— STORED DATA —
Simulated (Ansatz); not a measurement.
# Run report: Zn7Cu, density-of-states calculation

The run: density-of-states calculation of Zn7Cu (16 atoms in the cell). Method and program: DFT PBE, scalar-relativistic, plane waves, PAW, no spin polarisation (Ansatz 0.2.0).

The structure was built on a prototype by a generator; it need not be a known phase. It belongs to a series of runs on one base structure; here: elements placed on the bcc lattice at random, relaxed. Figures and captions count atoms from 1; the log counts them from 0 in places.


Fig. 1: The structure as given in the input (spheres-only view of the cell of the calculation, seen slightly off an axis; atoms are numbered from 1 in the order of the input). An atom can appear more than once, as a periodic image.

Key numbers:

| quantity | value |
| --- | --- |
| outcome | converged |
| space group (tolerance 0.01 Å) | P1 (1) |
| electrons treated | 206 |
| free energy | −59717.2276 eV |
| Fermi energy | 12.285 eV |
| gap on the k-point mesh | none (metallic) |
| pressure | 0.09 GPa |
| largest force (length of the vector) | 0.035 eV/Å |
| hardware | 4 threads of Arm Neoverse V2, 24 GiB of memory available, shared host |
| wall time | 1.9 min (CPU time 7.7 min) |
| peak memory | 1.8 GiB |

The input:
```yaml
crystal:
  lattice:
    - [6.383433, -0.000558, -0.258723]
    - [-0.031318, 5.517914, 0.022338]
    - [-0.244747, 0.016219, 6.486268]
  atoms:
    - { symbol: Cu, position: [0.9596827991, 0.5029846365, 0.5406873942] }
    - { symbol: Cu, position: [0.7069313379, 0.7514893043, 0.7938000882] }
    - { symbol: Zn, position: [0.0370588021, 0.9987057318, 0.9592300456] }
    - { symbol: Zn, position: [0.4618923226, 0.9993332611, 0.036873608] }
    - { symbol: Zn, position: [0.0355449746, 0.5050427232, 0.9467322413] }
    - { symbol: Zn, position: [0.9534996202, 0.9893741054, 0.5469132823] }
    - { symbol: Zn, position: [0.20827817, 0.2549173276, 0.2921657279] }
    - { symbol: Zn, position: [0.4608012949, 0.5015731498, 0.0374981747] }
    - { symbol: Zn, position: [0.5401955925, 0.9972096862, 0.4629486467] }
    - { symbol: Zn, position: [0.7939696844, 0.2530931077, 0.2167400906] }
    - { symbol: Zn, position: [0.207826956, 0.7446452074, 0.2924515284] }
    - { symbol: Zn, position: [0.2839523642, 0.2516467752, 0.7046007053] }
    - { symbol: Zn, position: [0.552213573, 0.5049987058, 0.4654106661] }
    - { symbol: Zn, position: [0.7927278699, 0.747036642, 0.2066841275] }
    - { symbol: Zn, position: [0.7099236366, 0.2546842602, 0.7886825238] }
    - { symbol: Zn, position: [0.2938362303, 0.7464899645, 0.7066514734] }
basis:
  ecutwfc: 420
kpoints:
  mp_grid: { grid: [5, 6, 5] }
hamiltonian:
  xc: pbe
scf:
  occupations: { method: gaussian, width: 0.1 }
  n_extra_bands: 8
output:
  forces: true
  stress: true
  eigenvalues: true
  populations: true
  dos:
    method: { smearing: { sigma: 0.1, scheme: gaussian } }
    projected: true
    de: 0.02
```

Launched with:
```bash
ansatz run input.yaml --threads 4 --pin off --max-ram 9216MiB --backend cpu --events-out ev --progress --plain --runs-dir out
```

— TASK ITEM —
Only the lines from the beginning of the listing through the line containing "treated | 206 |" are wanted, each restated word for word.

— EXERCISE RESULT —
Simulated (Ansatz); not a measurement.
# Run report: Zn7Cu, density-of-states calculation

The run: density-of-states calculation of Zn7Cu (16 atoms in the cell). Method and program: DFT PBE, scalar-relativistic, plane waves, PAW, no spin polarisation (Ansatz 0.2.0).

The structure was built on a prototype by a generator; it need not be a known phase. It belongs to a series of runs on one base structure; here: elements placed on the bcc lattice at random, relaxed. Figures and captions count atoms from 1; the log counts them from 0 in places.


Fig. 1: The structure as given in the input (spheres-only view of the cell of the calculation, seen slightly off an axis; atoms are numbered from 1 in the order of the input). An atom can appear more than once, as a periodic image.

Key numbers:

| quantity | value |
| --- | --- |
| outcome | converged |
| space group (tolerance 0.01 Å) | P1 (1) |
| electrons treated | 206 |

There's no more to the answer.